▶ **Task item**: When you write out the material, keep every line exactly as it is.

···

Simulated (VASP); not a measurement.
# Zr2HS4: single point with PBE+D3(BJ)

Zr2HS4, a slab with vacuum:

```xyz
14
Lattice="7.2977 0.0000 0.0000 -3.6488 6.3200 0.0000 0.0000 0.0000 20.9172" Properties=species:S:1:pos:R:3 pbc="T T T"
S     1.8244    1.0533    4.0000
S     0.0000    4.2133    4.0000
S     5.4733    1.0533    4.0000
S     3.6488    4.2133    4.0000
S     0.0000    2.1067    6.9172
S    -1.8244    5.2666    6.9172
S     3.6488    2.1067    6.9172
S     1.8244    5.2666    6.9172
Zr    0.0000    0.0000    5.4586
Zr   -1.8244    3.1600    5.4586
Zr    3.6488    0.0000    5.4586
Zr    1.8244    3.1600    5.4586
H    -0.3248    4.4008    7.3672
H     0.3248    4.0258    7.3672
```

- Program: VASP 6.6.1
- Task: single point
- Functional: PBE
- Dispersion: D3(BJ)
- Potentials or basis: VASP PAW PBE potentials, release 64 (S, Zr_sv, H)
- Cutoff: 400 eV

···

▶ **Task answer**:
Simulated (VASP); not a measurement.
# Zr2HS4: single point with PBE+D3(BJ)

Zr2HS4, a slab with vacuum:

```xyz
14
Lattice="7.2977 0.0000 0.0000 -3.6488 6.3200 0.0000 0.0000 0.0000 20.9172" Properties=species:S:1:pos:R:3 pbc="T T T"
S     1.8244    1.0533    4.0000
S     0.0000    4.2133    4.0000
S     5.4733    1.0533    4.0000
S     3.6488    4.2133    4.0000
S     0.0000    2.1067    6.9172
S    -1.8244    5.2666    6.9172
S     3.6488    2.1067    6.9172
S     1.8244    5.2666    6.9172
Zr    0.0000    0.0000    5.4586
Zr   -1.8244    3.1600    5.4586
Zr    3.6488    0.0000    5.4586
Zr    1.8244    3.1600    5.4586
H    -0.3248    4.4008    7.3672
H     0.3248    4.0258    7.3672
```

- Program: VASP 6.6.1
- Task: single point
- Functional: PBE
- Dispersion: D3(BJ)
- Potentials or basis: VASP PAW PBE potentials, release 64 (S, Zr_sv, H)
- Cutoff: 400 eV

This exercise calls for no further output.